Brief: Your answer must be an exact transcription of every entry.

Given data:
────

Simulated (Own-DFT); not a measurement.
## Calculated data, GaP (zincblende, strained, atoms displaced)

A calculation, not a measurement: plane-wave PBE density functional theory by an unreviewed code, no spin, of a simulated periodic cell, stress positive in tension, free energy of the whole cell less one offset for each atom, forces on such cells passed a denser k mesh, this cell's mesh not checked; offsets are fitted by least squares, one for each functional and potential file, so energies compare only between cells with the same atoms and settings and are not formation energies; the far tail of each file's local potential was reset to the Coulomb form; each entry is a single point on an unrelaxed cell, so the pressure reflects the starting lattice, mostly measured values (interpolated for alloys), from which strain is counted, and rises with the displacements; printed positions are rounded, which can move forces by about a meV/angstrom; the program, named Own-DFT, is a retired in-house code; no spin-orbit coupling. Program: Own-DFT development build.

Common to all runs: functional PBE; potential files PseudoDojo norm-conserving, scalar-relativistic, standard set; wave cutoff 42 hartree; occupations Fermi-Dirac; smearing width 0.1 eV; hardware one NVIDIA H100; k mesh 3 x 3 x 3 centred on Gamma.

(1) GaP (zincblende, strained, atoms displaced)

────

Task response:
Simulated (Own-DFT); not a measurement.
## Calculated data, GaP (zincblende, strained, atoms displaced)

A calculation, not a measurement: plane-wave PBE density functional theory by an unreviewed code, no spin, of a simulated periodic cell, stress positive in tension, free energy of the whole cell less one offset for each atom, forces on such cells passed a denser k mesh, this cell's mesh not checked; offsets are fitted by least squares, one for each functional and potential file, so energies compare only between cells with the same atoms and settings and are not formation energies; the far tail of each file's local potential was reset to the Coulomb form; each entry is a single point on an unrelaxed cell, so the pressure reflects the starting lattice, mostly measured values (interpolated for alloys), from which strain is counted, and rises with the displacements; printed positions are rounded, which can move forces by about a meV/angstrom; the program, named Own-DFT, is a retired in-house code; no spin-orbit coupling. Program: Own-DFT development build.

Common to all runs: functional PBE; potential files PseudoDojo norm-conserving, scalar-relativistic, standard set; wave cutoff 42 hartree; occupations Fermi-Dirac; smearing width 0.1 eV; hardware one NVIDIA H100; k mesh 3 x 3 x 3 centred on Gamma.

(1) GaP (zincblende, strained, atoms displaced)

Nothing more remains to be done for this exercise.